### ACTION ITEM
Would you restate word for word the lines of the listing, beginning at the first and ending with the line that holds "The unpaired spin"?

### DATASET
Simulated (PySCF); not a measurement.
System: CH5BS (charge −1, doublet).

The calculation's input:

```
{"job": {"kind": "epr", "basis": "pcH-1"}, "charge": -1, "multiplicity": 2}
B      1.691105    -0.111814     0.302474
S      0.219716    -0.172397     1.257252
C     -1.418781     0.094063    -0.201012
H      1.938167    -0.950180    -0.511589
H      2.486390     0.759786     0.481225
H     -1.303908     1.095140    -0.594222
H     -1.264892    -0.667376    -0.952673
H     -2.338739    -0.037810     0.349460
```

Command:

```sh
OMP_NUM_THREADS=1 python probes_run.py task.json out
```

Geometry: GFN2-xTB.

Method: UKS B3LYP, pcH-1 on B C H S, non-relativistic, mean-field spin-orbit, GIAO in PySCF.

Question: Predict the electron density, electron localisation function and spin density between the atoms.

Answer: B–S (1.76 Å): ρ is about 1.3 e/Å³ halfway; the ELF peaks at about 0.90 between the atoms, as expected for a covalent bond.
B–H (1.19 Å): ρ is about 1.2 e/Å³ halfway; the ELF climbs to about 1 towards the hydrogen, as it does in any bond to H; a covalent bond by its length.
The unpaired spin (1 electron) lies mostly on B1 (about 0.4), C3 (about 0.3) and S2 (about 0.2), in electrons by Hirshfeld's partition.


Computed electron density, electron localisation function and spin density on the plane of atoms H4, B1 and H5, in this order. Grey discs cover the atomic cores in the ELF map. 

### TASK OUTPUT
Simulated (PySCF); not a measurement.
System: CH5BS (charge −1, doublet).

The calculation's input:

```
{"job": {"kind": "epr", "basis": "pcH-1"}, "charge": -1, "multiplicity": 2}
B      1.691105    -0.111814     0.302474
S      0.219716    -0.172397     1.257252
C     -1.418781     0.094063    -0.201012
H      1.938167    -0.950180    -0.511589
H      2.486390     0.759786     0.481225
H     -1.303908     1.095140    -0.594222
H     -1.264892    -0.667376    -0.952673
H     -2.338739    -0.037810     0.349460
```

Command:

```sh
OMP_NUM_THREADS=1 python probes_run.py task.json out
```

Geometry: GFN2-xTB.

Method: UKS B3LYP, pcH-1 on B C H S, non-relativistic, mean-field spin-orbit, GIAO in PySCF.

Question: Predict the electron density, electron localisation function and spin density between the atoms.

Answer: B–S (1.76 Å): ρ is about 1.3 e/Å³ halfway; the ELF peaks at about 0.90 between the atoms, as expected for a covalent bond.
B–H (1.19 Å): ρ is about 1.2 e/Å³ halfway; the ELF climbs to about 1 towards the hydrogen, as it does in any bond to H; a covalent bond by its length.
The unpaired spin (1 electron) lies mostly on B1 (about 0.4), C3 (about 0.3) and S2 (about 0.2), in electrons by Hirshfeld's partition.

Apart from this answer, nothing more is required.